→ **RECORDS PROVIDED**:
# # # # # # #

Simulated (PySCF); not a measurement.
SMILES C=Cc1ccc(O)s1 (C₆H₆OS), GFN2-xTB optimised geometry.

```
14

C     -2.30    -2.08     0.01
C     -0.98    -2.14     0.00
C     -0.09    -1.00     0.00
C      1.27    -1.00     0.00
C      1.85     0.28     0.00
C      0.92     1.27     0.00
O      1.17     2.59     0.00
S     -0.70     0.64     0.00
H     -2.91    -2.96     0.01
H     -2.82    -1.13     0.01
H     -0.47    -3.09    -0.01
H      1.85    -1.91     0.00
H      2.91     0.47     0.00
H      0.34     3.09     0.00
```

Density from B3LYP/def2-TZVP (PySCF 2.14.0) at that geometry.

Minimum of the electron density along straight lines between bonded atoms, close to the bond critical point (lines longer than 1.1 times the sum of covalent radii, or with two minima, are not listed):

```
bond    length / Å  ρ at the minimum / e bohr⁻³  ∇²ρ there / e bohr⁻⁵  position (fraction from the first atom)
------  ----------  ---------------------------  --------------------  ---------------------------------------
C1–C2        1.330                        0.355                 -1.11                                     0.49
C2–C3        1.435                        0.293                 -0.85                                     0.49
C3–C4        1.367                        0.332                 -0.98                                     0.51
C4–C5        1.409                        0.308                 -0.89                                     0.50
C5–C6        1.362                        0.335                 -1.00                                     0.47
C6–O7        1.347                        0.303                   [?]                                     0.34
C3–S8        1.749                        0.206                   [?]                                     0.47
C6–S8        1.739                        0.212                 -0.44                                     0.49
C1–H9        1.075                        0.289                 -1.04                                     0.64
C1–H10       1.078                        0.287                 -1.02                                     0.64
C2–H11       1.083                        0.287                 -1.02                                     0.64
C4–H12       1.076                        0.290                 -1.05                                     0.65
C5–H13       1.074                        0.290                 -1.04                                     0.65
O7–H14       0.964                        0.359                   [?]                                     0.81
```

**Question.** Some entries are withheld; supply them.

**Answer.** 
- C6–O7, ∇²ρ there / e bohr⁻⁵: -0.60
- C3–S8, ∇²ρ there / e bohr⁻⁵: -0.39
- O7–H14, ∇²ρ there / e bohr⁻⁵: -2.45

# # # # # # #

→ **BRIEF**: Using the data above, repeat exactly the lines that begin at the line with "- C6–O7, ∇²ρ there / e bohr⁻⁵: -0.60" and end at the line with "- C3–S8, ∇²ρ there / e bohr⁻⁵: -0.39", both ends included.

→ **ANSWER SPACE**:
- C6–O7, ∇²ρ there / e bohr⁻⁵: -0.60
- C3–S8, ∇²ρ there / e bohr⁻⁵: -0.39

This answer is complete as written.